**Activity**
Set down every entry once more, character for character.

··· Record extracts ···

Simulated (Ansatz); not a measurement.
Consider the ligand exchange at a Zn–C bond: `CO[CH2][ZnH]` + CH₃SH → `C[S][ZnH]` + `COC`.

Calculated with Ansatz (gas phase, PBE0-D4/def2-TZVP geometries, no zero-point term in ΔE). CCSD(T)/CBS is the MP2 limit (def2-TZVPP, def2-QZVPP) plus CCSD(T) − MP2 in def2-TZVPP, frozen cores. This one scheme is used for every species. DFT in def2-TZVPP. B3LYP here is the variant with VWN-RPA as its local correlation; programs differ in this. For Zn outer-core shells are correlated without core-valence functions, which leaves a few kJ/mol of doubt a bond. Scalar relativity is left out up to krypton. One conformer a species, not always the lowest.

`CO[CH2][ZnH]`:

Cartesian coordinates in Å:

···

**Result**
Simulated (Ansatz); not a measurement.
Consider the ligand exchange at a Zn–C bond: `CO[CH2][ZnH]` + CH₃SH → `C[S][ZnH]` + `COC`.

Calculated with Ansatz (gas phase, PBE0-D4/def2-TZVP geometries, no zero-point term in ΔE). CCSD(T)/CBS is the MP2 limit (def2-TZVPP, def2-QZVPP) plus CCSD(T) − MP2 in def2-TZVPP, frozen cores. This one scheme is used for every species. DFT in def2-TZVPP. B3LYP here is the variant with VWN-RPA as its local correlation; programs differ in this. For Zn outer-core shells are correlated without core-valence functions, which leaves a few kJ/mol of doubt a bond. Scalar relativity is left out up to krypton. One conformer a species, not always the lowest.

`CO[CH2][ZnH]`:

Cartesian coordinates in Å:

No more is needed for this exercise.